········
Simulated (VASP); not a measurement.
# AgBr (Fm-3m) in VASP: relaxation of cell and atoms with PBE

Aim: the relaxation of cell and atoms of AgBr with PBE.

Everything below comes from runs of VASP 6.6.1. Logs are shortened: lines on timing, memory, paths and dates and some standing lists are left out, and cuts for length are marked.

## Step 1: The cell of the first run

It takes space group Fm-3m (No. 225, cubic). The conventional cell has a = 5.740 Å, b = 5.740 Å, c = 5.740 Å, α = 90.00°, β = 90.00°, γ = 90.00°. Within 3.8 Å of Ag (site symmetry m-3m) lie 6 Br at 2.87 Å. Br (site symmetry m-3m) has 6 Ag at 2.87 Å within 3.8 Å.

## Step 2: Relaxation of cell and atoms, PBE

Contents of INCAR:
········

BRIEF
Retype the entries word for word.

ANSWER SPACE
Simulated (VASP); not a measurement.
# AgBr (Fm-3m) in VASP: relaxation of cell and atoms with PBE

Aim: the relaxation of cell and atoms of AgBr with PBE.

Everything below comes from runs of VASP 6.6.1. Logs are shortened: lines on timing, memory, paths and dates and some standing lists are left out, and cuts for length are marked.

## Step 1: The cell of the first run

It takes space group Fm-3m (No. 225, cubic). The conventional cell has a = 5.740 Å, b = 5.740 Å, c = 5.740 Å, α = 90.00°, β = 90.00°, γ = 90.00°. Within 3.8 Å of Ag (site symmetry m-3m) lie 6 Br at 2.87 Å. Br (site symmetry m-3m) has 6 Ag at 2.87 Å within 3.8 Å.

## Step 2: Relaxation of cell and atoms, PBE

Contents of INCAR:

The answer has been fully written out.